*RECORD EXTRACTS*.
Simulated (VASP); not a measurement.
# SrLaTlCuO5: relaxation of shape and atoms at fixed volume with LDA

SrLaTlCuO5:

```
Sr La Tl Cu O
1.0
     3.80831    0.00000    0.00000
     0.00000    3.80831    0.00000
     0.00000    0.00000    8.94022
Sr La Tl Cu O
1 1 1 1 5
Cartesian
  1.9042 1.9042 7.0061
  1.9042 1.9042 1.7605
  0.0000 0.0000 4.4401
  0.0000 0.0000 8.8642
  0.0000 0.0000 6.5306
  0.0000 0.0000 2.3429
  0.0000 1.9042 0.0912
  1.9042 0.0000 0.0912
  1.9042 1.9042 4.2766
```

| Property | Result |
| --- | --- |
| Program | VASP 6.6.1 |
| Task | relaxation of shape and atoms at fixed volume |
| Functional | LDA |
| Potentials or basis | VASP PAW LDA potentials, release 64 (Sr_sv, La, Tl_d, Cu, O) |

*REQUIRED ACTION*. Return every entry exactly.

*TASK OUTPUT*.
Simulated (VASP); not a measurement.
# SrLaTlCuO5: relaxation of shape and atoms at fixed volume with LDA

SrLaTlCuO5:

```
Sr La Tl Cu O
1.0
     3.80831    0.00000    0.00000
     0.00000    3.80831    0.00000
     0.00000    0.00000    8.94022
Sr La Tl Cu O
1 1 1 1 5
Cartesian
  1.9042 1.9042 7.0061
  1.9042 1.9042 1.7605
  0.0000 0.0000 4.4401
  0.0000 0.0000 8.8642
  0.0000 0.0000 6.5306
  0.0000 0.0000 2.3429
  0.0000 1.9042 0.0912
  1.9042 0.0000 0.0912
  1.9042 1.9042 4.2766
```

| Property | Result |
| --- | --- |
| Program | VASP 6.6.1 |
| Task | relaxation of shape and atoms at fixed volume |
| Functional | LDA |
| Potentials or basis | VASP PAW LDA potentials, release 64 (Sr_sv, La, Tl_d, Cu, O) |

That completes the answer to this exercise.